● **EXERCISE**: Of the material below, the lines to be retyped are those from the line containing "and atoms |" through the line containing "0.16 | 107.85 |", inclusive; reproduce them exactly.

● **DATASET EXCERPTS**:
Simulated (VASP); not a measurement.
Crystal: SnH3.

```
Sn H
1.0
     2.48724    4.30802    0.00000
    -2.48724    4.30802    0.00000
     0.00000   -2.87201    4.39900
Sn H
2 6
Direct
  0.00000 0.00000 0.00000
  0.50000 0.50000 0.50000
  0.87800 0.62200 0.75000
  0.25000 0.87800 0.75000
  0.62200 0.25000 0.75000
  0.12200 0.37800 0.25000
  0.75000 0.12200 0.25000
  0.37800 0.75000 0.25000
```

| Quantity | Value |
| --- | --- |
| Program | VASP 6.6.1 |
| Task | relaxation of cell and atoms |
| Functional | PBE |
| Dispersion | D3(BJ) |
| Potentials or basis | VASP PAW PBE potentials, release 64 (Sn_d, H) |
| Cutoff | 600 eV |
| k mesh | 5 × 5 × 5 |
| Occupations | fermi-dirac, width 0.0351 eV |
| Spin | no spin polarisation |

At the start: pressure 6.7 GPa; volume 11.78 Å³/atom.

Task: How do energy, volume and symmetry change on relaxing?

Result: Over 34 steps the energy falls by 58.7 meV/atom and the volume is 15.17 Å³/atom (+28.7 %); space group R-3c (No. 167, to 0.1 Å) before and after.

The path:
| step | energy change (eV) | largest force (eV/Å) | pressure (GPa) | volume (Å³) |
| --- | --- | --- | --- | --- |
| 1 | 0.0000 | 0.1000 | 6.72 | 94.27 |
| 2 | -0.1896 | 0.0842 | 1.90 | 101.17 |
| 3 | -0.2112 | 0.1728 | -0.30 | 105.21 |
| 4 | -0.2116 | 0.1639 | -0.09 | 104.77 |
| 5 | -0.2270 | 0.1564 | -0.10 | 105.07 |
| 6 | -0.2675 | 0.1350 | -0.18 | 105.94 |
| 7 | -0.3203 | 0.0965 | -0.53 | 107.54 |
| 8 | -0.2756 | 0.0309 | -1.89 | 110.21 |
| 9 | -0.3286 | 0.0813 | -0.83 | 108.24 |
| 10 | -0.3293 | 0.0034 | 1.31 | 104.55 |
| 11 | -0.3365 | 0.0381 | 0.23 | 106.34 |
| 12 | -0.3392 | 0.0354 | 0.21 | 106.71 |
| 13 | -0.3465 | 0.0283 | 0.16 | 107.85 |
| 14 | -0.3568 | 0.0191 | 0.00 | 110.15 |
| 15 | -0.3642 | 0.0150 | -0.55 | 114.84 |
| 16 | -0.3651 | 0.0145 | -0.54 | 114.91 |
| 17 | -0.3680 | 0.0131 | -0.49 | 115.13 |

● **WRITTEN SOLUTION**:
| Task | relaxation of cell and atoms |
| Functional | PBE |
| Dispersion | D3(BJ) |
| Potentials or basis | VASP PAW PBE potentials, release 64 (Sn_d, H) |
| Cutoff | 600 eV |
| k mesh | 5 × 5 × 5 |
| Occupations | fermi-dirac, width 0.0351 eV |
| Spin | no spin polarisation |

At the start: pressure 6.7 GPa; volume 11.78 Å³/atom.

Task: How do energy, volume and symmetry change on relaxing?

Result: Over 34 steps the energy falls by 58.7 meV/atom and the volume is 15.17 Å³/atom (+28.7 %); space group R-3c (No. 167, to 0.1 Å) before and after.

The path:
| step | energy change (eV) | largest force (eV/Å) | pressure (GPa) | volume (Å³) |
| --- | --- | --- | --- | --- |
| 1 | 0.0000 | 0.1000 | 6.72 | 94.27 |
| 2 | -0.1896 | 0.0842 | 1.90 | 101.17 |
| 3 | -0.2112 | 0.1728 | -0.30 | 105.21 |
| 4 | -0.2116 | 0.1639 | -0.09 | 104.77 |
| 5 | -0.2270 | 0.1564 | -0.10 | 105.07 |
| 6 | -0.2675 | 0.1350 | -0.18 | 105.94 |
| 7 | -0.3203 | 0.0965 | -0.53 | 107.54 |
| 8 | -0.2756 | 0.0309 | -1.89 | 110.21 |
| 9 | -0.3286 | 0.0813 | -0.83 | 108.24 |
| 10 | -0.3293 | 0.0034 | 1.31 | 104.55 |
| 11 | -0.3365 | 0.0381 | 0.23 | 106.34 |
| 12 | -0.3392 | 0.0354 | 0.21 | 106.71 |
| 13 | -0.3465 | 0.0283 | 0.16 | 107.85 |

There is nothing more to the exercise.